• Work order:
Below are the records; output them exactly from the first line through the line with "The pressure is its mean diagonal, -2.37 GPa.", stopping there.

• Dataset excerpts:
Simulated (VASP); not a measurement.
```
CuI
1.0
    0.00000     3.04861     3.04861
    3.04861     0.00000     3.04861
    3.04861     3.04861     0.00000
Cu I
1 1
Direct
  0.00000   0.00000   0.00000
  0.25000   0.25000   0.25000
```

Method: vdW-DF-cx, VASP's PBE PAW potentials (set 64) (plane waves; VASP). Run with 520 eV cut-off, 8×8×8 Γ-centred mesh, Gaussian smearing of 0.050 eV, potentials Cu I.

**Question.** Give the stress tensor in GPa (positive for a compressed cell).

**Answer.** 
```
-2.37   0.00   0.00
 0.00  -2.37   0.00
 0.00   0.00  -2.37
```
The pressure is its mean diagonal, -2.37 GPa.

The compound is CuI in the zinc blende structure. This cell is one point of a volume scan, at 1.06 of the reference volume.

• Reply:
Simulated (VASP); not a measurement.
```
CuI
1.0
    0.00000     3.04861     3.04861
    3.04861     0.00000     3.04861
    3.04861     3.04861     0.00000
Cu I
1 1
Direct
  0.00000   0.00000   0.00000
  0.25000   0.25000   0.25000
```

Method: vdW-DF-cx, VASP's PBE PAW potentials (set 64) (plane waves; VASP). Run with 520 eV cut-off, 8×8×8 Γ-centred mesh, Gaussian smearing of 0.050 eV, potentials Cu I.

**Question.** Give the stress tensor in GPa (positive for a compressed cell).

**Answer.** 
```
-2.37   0.00   0.00
 0.00  -2.37   0.00
 0.00   0.00  -2.37
```
The pressure is its mean diagonal, -2.37 GPa.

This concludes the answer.